» **DATA FOR REVIEW**:
###
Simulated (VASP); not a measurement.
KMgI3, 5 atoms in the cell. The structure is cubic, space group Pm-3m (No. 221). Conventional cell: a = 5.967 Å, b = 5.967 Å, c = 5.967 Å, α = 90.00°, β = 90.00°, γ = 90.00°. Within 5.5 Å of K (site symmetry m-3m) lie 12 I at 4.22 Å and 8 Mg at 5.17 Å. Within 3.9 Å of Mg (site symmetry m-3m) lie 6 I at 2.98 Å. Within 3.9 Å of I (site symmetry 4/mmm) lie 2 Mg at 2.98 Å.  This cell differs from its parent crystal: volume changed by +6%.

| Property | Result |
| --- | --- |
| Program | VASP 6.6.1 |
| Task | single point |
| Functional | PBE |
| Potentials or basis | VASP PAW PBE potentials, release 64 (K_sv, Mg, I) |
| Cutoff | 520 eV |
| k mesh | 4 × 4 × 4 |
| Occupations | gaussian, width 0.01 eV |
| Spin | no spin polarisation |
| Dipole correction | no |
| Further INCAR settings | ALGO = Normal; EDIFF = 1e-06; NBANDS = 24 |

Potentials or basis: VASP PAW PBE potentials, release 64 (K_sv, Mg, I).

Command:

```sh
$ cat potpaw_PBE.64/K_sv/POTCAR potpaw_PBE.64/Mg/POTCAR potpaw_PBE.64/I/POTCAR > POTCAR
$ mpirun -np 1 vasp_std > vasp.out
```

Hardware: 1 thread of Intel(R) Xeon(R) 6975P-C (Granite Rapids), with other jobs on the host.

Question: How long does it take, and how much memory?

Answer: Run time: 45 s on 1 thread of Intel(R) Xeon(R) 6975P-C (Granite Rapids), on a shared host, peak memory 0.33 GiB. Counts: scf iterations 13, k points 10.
###

» **WORK TASK**:
Please output the lines of the listing above that fall in the stretch from the one with "NBANDS = 24 |" through the one with "Question: How long", exactly and only those.

» **WRITTEN REPLY**:
| Further INCAR settings | ALGO = Normal; EDIFF = 1e-06; NBANDS = 24 |

Potentials or basis: VASP PAW PBE potentials, release 64 (K_sv, Mg, I).

Command:

```sh
$ cat potpaw_PBE.64/K_sv/POTCAR potpaw_PBE.64/Mg/POTCAR potpaw_PBE.64/I/POTCAR > POTCAR
$ mpirun -np 1 vasp_std > vasp.out
```

Hardware: 1 thread of Intel(R) Xeon(R) 6975P-C (Granite Rapids), with other jobs on the host.

Question: How long does it take, and how much memory?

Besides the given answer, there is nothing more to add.